BEGIN
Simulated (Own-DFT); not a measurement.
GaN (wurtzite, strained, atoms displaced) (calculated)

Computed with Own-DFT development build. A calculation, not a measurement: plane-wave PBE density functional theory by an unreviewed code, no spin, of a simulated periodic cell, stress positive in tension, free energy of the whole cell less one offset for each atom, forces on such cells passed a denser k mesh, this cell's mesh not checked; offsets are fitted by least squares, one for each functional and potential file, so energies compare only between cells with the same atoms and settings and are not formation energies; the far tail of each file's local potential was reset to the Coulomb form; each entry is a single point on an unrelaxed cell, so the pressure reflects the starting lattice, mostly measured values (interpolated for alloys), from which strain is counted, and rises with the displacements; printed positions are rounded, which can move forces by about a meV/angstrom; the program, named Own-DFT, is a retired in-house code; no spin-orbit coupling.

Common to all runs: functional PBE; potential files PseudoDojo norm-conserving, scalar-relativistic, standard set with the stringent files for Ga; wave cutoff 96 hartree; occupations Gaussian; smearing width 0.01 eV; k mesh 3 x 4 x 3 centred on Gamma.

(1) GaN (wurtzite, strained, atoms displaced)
END

• _Task item_:
Your job is to print exactly the lines that run from the top of the entries through the line with "Common to all", and no others.

• _Response_:
Simulated (Own-DFT); not a measurement.
GaN (wurtzite, strained, atoms displaced) (calculated)

Computed with Own-DFT development build. A calculation, not a measurement: plane-wave PBE density functional theory by an unreviewed code, no spin, of a simulated periodic cell, stress positive in tension, free energy of the whole cell less one offset for each atom, forces on such cells passed a denser k mesh, this cell's mesh not checked; offsets are fitted by least squares, one for each functional and potential file, so energies compare only between cells with the same atoms and settings and are not formation energies; the far tail of each file's local potential was reset to the Coulomb form; each entry is a single point on an unrelaxed cell, so the pressure reflects the starting lattice, mostly measured values (interpolated for alloys), from which strain is counted, and rises with the displacements; printed positions are rounded, which can move forces by about a meV/angstrom; the program, named Own-DFT, is a retired in-house code; no spin-orbit coupling.

Common to all runs: functional PBE; potential files PseudoDojo norm-conserving, scalar-relativistic, standard set with the stringent files for Ga; wave cutoff 96 hartree; occupations Gaussian; smearing width 0.01 eV; k mesh 3 x 4 x 3 centred on Gamma.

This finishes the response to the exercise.